------------------------------------------------

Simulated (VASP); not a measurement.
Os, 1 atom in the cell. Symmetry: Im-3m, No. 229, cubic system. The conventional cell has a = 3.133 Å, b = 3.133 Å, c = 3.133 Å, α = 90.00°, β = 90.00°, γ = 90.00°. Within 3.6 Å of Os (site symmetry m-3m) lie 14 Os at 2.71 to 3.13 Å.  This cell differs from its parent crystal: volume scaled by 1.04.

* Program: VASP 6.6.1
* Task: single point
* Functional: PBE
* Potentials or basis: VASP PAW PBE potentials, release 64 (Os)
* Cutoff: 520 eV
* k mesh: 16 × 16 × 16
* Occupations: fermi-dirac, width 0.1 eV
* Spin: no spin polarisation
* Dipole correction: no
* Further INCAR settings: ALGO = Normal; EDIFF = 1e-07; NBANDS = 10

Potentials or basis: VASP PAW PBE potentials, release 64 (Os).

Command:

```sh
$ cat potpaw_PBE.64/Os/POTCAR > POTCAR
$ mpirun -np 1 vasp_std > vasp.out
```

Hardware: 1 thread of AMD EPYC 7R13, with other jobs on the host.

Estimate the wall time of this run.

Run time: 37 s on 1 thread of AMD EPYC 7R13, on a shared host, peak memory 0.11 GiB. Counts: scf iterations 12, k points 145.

------------------------------------------------

Exercise —
In the answer, give the lines from the first line of the data through the line with "Cutoff: 520 eV", exactly as they appear and with no additions.

Written reply —
Simulated (VASP); not a measurement.
Os, 1 atom in the cell. Symmetry: Im-3m, No. 229, cubic system. The conventional cell has a = 3.133 Å, b = 3.133 Å, c = 3.133 Å, α = 90.00°, β = 90.00°, γ = 90.00°. Within 3.6 Å of Os (site symmetry m-3m) lie 14 Os at 2.71 to 3.13 Å.  This cell differs from its parent crystal: volume scaled by 1.04.

* Program: VASP 6.6.1
* Task: single point
* Functional: PBE
* Potentials or basis: VASP PAW PBE potentials, release 64 (Os)
* Cutoff: 520 eV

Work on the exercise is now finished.